## TASK ITEM
The lines to be extracted run from the start of the listing through the line containing "Change from the"; copy them exactly and nothing else.

[Start of Attachment]

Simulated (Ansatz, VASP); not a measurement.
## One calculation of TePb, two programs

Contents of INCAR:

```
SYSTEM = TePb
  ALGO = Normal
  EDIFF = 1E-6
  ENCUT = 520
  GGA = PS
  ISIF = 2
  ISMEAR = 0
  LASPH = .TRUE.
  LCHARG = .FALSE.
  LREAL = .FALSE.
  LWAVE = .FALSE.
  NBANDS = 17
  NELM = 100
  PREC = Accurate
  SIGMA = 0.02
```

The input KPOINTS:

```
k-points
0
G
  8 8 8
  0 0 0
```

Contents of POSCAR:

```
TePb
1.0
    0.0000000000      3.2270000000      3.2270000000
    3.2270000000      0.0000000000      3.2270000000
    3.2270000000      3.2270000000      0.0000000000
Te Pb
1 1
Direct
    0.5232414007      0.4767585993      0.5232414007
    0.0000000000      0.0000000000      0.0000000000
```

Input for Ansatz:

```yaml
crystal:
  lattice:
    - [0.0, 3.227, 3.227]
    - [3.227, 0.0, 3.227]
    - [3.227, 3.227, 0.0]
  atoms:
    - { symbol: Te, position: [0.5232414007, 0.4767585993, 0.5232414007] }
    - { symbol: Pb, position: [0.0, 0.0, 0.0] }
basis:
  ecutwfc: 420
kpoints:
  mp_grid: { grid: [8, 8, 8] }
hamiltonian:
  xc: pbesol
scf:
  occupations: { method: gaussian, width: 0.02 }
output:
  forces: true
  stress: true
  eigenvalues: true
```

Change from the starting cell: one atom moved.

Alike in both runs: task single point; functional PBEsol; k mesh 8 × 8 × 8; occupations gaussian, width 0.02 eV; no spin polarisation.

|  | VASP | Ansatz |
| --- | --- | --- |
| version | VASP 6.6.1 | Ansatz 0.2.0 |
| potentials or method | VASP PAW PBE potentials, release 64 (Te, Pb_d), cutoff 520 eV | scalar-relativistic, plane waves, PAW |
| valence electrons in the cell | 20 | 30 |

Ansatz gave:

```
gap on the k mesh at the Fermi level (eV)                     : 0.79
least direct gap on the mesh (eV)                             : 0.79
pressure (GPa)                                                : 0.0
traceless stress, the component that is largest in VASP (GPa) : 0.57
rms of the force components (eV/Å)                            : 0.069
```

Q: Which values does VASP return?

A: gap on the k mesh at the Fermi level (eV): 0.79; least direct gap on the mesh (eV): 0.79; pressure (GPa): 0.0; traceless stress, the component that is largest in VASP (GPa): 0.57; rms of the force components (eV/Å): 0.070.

[End of Attachment]

## RESPONSE BOX
Simulated (Ansatz, VASP); not a measurement.
## One calculation of TePb, two programs

Contents of INCAR:

```
SYSTEM = TePb
  ALGO = Normal
  EDIFF = 1E-6
  ENCUT = 520
  GGA = PS
  ISIF = 2
  ISMEAR = 0
  LASPH = .TRUE.
  LCHARG = .FALSE.
  LREAL = .FALSE.
  LWAVE = .FALSE.
  NBANDS = 17
  NELM = 100
  PREC = Accurate
  SIGMA = 0.02
```

The input KPOINTS:

```
k-points
0
G
  8 8 8
  0 0 0
```

Contents of POSCAR:

```
TePb
1.0
    0.0000000000      3.2270000000      3.2270000000
    3.2270000000      0.0000000000      3.2270000000
    3.2270000000      3.2270000000      0.0000000000
Te Pb
1 1
Direct
    0.5232414007      0.4767585993      0.5232414007
    0.0000000000      0.0000000000      0.0000000000
```

Input for Ansatz:

```yaml
crystal:
  lattice:
    - [0.0, 3.227, 3.227]
    - [3.227, 0.0, 3.227]
    - [3.227, 3.227, 0.0]
  atoms:
    - { symbol: Te, position: [0.5232414007, 0.4767585993, 0.5232414007] }
    - { symbol: Pb, position: [0.0, 0.0, 0.0] }
basis:
  ecutwfc: 420
kpoints:
  mp_grid: { grid: [8, 8, 8] }
hamiltonian:
  xc: pbesol
scf:
  occupations: { method: gaussian, width: 0.02 }
output:
  forces: true
  stress: true
  eigenvalues: true
```

Change from the starting cell: one atom moved.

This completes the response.